####################
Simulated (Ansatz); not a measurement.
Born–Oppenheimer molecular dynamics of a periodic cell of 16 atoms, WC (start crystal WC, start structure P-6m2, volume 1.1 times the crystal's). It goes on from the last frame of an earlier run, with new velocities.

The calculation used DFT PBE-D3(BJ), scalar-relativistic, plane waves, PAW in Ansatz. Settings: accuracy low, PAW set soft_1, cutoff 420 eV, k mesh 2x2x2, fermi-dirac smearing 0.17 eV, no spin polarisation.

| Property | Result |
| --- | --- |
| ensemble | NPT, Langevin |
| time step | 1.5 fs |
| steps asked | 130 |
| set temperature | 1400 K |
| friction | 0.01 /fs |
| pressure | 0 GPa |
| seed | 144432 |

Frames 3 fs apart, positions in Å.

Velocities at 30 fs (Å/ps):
####################

Repeat only the lines above, from the first line of the entries through the line that contains "Born–Oppenheimer molecular dynamics", including both ends.

Simulated (Ansatz); not a measurement.
Born–Oppenheimer molecular dynamics of a periodic cell of 16 atoms, WC (start crystal WC, start structure P-6m2, volume 1.1 times the crystal's). It goes on from the last frame of an earlier run, with new velocities.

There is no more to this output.